### Recorded information

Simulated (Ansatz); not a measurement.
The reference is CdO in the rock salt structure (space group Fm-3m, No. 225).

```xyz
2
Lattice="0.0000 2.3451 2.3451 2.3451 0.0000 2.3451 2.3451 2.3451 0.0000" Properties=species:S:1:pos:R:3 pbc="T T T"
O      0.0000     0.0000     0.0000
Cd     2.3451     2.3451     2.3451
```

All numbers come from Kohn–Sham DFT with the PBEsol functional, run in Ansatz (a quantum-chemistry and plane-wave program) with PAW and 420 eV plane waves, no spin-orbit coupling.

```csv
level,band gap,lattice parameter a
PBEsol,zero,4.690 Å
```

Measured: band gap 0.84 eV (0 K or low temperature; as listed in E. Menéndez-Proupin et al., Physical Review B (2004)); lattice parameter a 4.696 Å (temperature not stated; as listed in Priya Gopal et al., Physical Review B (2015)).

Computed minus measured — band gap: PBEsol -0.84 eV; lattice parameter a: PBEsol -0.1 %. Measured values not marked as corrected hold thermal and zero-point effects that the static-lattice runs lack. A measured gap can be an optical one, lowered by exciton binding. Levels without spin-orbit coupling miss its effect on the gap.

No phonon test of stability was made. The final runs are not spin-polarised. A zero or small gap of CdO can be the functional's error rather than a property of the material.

######

> [Exercise]:
Take the stretch of lines above from the one containing "The reference is" through the one containing "Measured: band gap" and repeat it exactly, adding no other line.

> [Written solution]:
The reference is CdO in the rock salt structure (space group Fm-3m, No. 225).

```xyz
2
Lattice="0.0000 2.3451 2.3451 2.3451 0.0000 2.3451 2.3451 2.3451 0.0000" Properties=species:S:1:pos:R:3 pbc="T T T"
O      0.0000     0.0000     0.0000
Cd     2.3451     2.3451     2.3451
```

All numbers come from Kohn–Sham DFT with the PBEsol functional, run in Ansatz (a quantum-chemistry and plane-wave program) with PAW and 420 eV plane waves, no spin-orbit coupling.

```csv
level,band gap,lattice parameter a
PBEsol,zero,4.690 Å
```

Measured: band gap 0.84 eV (0 K or low temperature; as listed in E. Menéndez-Proupin et al., Physical Review B (2004)); lattice parameter a 4.696 Å (temperature not stated; as listed in Priya Gopal et al., Physical Review B (2015)).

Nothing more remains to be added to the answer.